| Work item |
Please retype the records below exactly, from the first line down to and including the line with "## (21) Bands".

*** Block opens ***

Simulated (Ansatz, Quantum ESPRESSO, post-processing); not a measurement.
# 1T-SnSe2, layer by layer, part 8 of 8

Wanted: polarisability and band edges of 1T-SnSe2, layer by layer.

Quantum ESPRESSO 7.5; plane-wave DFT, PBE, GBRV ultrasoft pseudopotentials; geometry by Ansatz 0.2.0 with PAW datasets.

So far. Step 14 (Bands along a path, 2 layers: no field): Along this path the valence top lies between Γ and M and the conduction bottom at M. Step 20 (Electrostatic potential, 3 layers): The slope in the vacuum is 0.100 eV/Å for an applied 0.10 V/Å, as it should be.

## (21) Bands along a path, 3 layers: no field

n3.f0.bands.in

*** Block closes ***

| Task solution |
Simulated (Ansatz, Quantum ESPRESSO, post-processing); not a measurement.
# 1T-SnSe2, layer by layer, part 8 of 8

Wanted: polarisability and band edges of 1T-SnSe2, layer by layer.

Quantum ESPRESSO 7.5; plane-wave DFT, PBE, GBRV ultrasoft pseudopotentials; geometry by Ansatz 0.2.0 with PAW datasets.

So far. Step 14 (Bands along a path, 2 layers: no field): Along this path the valence top lies between Γ and M and the conduction bottom at M. Step 20 (Electrostatic potential, 3 layers): The slope in the vacuum is 0.100 eV/Å for an applied 0.10 V/Å, as it should be.

## (21) Bands along a path, 3 layers: no field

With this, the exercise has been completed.